• _REQUIREMENT_:
Below are several records. Retype exactly those lines running from the one with "Figure. Plane-averaged electrostatic" through the one with "Slab: 44 atoms, 14.0", end lines included, and no others.

• _DATASET CONTENT_:

■ ■ ■ ■

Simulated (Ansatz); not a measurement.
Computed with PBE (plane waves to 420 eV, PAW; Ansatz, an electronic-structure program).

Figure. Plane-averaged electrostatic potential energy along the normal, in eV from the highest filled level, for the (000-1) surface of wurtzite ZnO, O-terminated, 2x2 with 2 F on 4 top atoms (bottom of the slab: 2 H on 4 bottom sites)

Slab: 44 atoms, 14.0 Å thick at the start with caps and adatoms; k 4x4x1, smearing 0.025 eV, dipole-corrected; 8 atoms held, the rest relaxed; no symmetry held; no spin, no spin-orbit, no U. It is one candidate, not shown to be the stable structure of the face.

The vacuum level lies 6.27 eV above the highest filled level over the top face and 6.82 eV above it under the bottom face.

■ ■ ■ ■

• _ANSWER SECTION_:
Figure. Plane-averaged electrostatic potential energy along the normal, in eV from the highest filled level, for the (000-1) surface of wurtzite ZnO, O-terminated, 2x2 with 2 F on 4 top atoms (bottom of the slab: 2 H on 4 bottom sites)

Slab: 44 atoms, 14.0 Å thick at the start with caps and adatoms; k 4x4x1, smearing 0.025 eV, dipole-corrected; 8 atoms held, the rest relaxed; no symmetry held; no spin, no spin-orbit, no U. It is one candidate, not shown to be the stable structure of the face.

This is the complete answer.